Work order
In full and without change, retype the records.

Start of Excerpted records
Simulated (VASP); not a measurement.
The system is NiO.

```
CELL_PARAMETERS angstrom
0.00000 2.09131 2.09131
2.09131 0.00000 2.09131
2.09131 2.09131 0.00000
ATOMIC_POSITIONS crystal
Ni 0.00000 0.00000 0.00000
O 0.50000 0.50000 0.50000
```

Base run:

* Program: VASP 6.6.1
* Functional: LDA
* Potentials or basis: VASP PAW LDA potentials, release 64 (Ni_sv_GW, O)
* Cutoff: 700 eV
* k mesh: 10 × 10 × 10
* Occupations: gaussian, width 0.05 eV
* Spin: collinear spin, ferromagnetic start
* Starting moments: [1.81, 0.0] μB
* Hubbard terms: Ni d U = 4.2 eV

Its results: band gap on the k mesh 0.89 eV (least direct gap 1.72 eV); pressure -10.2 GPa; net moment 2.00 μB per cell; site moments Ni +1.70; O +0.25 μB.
End of Excerpted records

Answer area
Simulated (VASP); not a measurement.
The system is NiO.

```
CELL_PARAMETERS angstrom
0.00000 2.09131 2.09131
2.09131 0.00000 2.09131
2.09131 2.09131 0.00000
ATOMIC_POSITIONS crystal
Ni 0.00000 0.00000 0.00000
O 0.50000 0.50000 0.50000
```

Base run:

* Program: VASP 6.6.1
* Functional: LDA
* Potentials or basis: VASP PAW LDA potentials, release 64 (Ni_sv_GW, O)
* Cutoff: 700 eV
* k mesh: 10 × 10 × 10
* Occupations: gaussian, width 0.05 eV
* Spin: collinear spin, ferromagnetic start
* Starting moments: [1.81, 0.0] μB
* Hubbard terms: Ni d U = 4.2 eV

Its results: band gap on the k mesh 0.89 eV (least direct gap 1.72 eV); pressure -10.2 GPa; net moment 2.00 μB per cell; site moments Ni +1.70; O +0.25 μB.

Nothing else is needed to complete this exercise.